═════ Provided information ═════

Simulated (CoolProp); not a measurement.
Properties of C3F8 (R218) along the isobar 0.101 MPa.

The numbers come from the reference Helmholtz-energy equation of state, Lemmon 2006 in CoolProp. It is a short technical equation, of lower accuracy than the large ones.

═════

Make an exact copy of every record in the listing.

Simulated (CoolProp); not a measurement.
Properties of C3F8 (R218) along the isobar 0.101 MPa.

The numbers come from the reference Helmholtz-energy equation of state, Lemmon 2006 in CoolProp. It is a short technical equation, of lower accuracy than the large ones.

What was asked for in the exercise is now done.